- [WORK REQUEST]:
In your answer, copy every entry that follows exactly.

=== Begin Enclosure ===

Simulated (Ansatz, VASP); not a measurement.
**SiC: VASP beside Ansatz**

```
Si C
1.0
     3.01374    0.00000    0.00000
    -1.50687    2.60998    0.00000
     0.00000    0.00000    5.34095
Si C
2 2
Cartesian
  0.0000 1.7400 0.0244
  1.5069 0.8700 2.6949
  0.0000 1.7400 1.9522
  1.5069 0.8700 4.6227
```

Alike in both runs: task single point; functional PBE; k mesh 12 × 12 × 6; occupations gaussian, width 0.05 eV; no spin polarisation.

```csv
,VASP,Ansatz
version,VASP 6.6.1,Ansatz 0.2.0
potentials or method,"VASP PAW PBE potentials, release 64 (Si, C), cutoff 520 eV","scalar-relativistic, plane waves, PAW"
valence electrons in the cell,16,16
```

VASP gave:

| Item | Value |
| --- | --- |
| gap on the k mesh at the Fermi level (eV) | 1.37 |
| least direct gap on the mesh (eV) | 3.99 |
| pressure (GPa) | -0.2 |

=== End Enclosure ===

- [RESULT]:
Simulated (Ansatz, VASP); not a measurement.
**SiC: VASP beside Ansatz**

```
Si C
1.0
     3.01374    0.00000    0.00000
    -1.50687    2.60998    0.00000
     0.00000    0.00000    5.34095
Si C
2 2
Cartesian
  0.0000 1.7400 0.0244
  1.5069 0.8700 2.6949
  0.0000 1.7400 1.9522
  1.5069 0.8700 4.6227
```

Alike in both runs: task single point; functional PBE; k mesh 12 × 12 × 6; occupations gaussian, width 0.05 eV; no spin polarisation.

```csv
,VASP,Ansatz
version,VASP 6.6.1,Ansatz 0.2.0
potentials or method,"VASP PAW PBE potentials, release 64 (Si, C), cutoff 520 eV","scalar-relativistic, plane waves, PAW"
valence electrons in the cell,16,16
```

VASP gave:

| Item | Value |
| --- | --- |
| gap on the k mesh at the Fermi level (eV) | 1.37 |
| least direct gap on the mesh (eV) | 3.99 |
| pressure (GPa) | -0.2 |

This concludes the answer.